· · · · ·
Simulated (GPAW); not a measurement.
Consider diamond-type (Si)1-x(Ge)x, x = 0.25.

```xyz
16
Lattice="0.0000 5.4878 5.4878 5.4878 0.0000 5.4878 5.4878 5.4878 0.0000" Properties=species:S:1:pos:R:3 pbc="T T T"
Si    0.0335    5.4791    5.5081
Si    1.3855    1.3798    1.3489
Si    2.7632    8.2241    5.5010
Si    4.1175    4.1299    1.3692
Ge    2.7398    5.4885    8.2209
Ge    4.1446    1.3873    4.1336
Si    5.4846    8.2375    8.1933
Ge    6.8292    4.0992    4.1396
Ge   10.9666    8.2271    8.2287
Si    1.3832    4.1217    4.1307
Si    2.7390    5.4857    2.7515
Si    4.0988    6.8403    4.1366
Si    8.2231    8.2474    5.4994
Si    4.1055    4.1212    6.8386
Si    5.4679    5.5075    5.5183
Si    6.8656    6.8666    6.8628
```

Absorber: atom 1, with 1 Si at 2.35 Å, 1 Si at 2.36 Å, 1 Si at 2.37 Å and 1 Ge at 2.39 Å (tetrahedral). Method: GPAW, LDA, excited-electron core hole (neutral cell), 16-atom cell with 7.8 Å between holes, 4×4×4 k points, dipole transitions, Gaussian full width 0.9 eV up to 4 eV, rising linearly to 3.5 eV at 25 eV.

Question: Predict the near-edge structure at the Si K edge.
· · · · ·

#### Work item:
Please reproduce the whole listing exactly, omitting no line.

#### Answer box:
Simulated (GPAW); not a measurement.
Consider diamond-type (Si)1-x(Ge)x, x = 0.25.

```xyz
16
Lattice="0.0000 5.4878 5.4878 5.4878 0.0000 5.4878 5.4878 5.4878 0.0000" Properties=species:S:1:pos:R:3 pbc="T T T"
Si    0.0335    5.4791    5.5081
Si    1.3855    1.3798    1.3489
Si    2.7632    8.2241    5.5010
Si    4.1175    4.1299    1.3692
Ge    2.7398    5.4885    8.2209
Ge    4.1446    1.3873    4.1336
Si    5.4846    8.2375    8.1933
Ge    6.8292    4.0992    4.1396
Ge   10.9666    8.2271    8.2287
Si    1.3832    4.1217    4.1307
Si    2.7390    5.4857    2.7515
Si    4.0988    6.8403    4.1366
Si    8.2231    8.2474    5.4994
Si    4.1055    4.1212    6.8386
Si    5.4679    5.5075    5.5183
Si    6.8656    6.8666    6.8628
```

Absorber: atom 1, with 1 Si at 2.35 Å, 1 Si at 2.36 Å, 1 Si at 2.37 Å and 1 Ge at 2.39 Å (tetrahedral). Method: GPAW, LDA, excited-electron core hole (neutral cell), 16-atom cell with 7.8 Å between holes, 4×4×4 k points, dipole transitions, Gaussian full width 0.9 eV up to 4 eV, rising linearly to 3.5 eV at 25 eV.

Question: Predict the near-edge structure at the Si K edge.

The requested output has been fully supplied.